#### [DATA TO EXAMINE]

········

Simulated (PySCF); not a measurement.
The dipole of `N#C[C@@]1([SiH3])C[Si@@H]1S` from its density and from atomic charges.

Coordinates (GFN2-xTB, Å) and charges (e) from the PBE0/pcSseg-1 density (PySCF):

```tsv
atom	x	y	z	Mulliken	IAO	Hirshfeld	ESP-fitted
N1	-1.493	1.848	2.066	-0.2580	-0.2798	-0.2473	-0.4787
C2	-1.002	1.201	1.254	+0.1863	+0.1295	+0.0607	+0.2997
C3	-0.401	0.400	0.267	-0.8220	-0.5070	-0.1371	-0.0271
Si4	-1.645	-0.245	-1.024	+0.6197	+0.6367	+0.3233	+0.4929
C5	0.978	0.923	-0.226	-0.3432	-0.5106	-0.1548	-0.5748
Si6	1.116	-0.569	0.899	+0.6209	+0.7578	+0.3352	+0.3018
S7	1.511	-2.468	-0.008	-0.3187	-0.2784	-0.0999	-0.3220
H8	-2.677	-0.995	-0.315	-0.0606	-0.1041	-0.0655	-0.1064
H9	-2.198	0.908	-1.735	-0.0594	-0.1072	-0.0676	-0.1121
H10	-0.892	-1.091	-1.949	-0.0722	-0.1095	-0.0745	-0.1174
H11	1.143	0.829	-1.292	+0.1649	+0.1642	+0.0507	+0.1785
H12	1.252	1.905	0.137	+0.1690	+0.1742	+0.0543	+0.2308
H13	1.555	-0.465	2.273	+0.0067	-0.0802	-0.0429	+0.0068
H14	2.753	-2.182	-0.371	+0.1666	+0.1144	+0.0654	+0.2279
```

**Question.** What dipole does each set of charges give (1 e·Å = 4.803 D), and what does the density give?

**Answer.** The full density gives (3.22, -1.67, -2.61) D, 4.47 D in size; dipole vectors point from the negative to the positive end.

········

#### [REQUIREMENT]
Reproduce word for word only the first line of the listing above and each line after it through the line with "the density give?".

#### [ANSWER BOX]
Simulated (PySCF); not a measurement.
The dipole of `N#C[C@@]1([SiH3])C[Si@@H]1S` from its density and from atomic charges.

Coordinates (GFN2-xTB, Å) and charges (e) from the PBE0/pcSseg-1 density (PySCF):

```tsv
atom	x	y	z	Mulliken	IAO	Hirshfeld	ESP-fitted
N1	-1.493	1.848	2.066	-0.2580	-0.2798	-0.2473	-0.4787
C2	-1.002	1.201	1.254	+0.1863	+0.1295	+0.0607	+0.2997
C3	-0.401	0.400	0.267	-0.8220	-0.5070	-0.1371	-0.0271
Si4	-1.645	-0.245	-1.024	+0.6197	+0.6367	+0.3233	+0.4929
C5	0.978	0.923	-0.226	-0.3432	-0.5106	-0.1548	-0.5748
Si6	1.116	-0.569	0.899	+0.6209	+0.7578	+0.3352	+0.3018
S7	1.511	-2.468	-0.008	-0.3187	-0.2784	-0.0999	-0.3220
H8	-2.677	-0.995	-0.315	-0.0606	-0.1041	-0.0655	-0.1064
H9	-2.198	0.908	-1.735	-0.0594	-0.1072	-0.0676	-0.1121
H10	-0.892	-1.091	-1.949	-0.0722	-0.1095	-0.0745	-0.1174
H11	1.143	0.829	-1.292	+0.1649	+0.1642	+0.0507	+0.1785
H12	1.252	1.905	0.137	+0.1690	+0.1742	+0.0543	+0.2308
H13	1.555	-0.465	2.273	+0.0067	-0.0802	-0.0429	+0.0068
H14	2.753	-2.182	-0.371	+0.1666	+0.1144	+0.0654	+0.2279
```

**Question.** What dipole does each set of charges give (1 e·Å = 4.803 D), and what does the density give?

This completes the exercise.